Assigned task:
Go through the data that follows and restate each line exactly as it reads.

Dataset excerpts:
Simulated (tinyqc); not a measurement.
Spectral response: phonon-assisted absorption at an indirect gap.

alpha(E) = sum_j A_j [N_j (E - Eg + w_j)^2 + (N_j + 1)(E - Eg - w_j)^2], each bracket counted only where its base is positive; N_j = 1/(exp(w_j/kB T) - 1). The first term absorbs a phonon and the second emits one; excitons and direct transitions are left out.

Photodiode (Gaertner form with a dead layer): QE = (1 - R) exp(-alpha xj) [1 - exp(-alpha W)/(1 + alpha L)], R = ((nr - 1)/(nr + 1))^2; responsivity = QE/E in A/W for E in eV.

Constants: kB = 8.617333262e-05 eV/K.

Your solution:
Simulated (tinyqc); not a measurement.
Spectral response: phonon-assisted absorption at an indirect gap.

alpha(E) = sum_j A_j [N_j (E - Eg + w_j)^2 + (N_j + 1)(E - Eg - w_j)^2], each bracket counted only where its base is positive; N_j = 1/(exp(w_j/kB T) - 1). The first term absorbs a phonon and the second emits one; excitons and direct transitions are left out.

Photodiode (Gaertner form with a dead layer): QE = (1 - R) exp(-alpha xj) [1 - exp(-alpha W)/(1 + alpha L)], R = ((nr - 1)/(nr + 1))^2; responsivity = QE/E in A/W for E in eV.

Constants: kB = 8.617333262e-05 eV/K.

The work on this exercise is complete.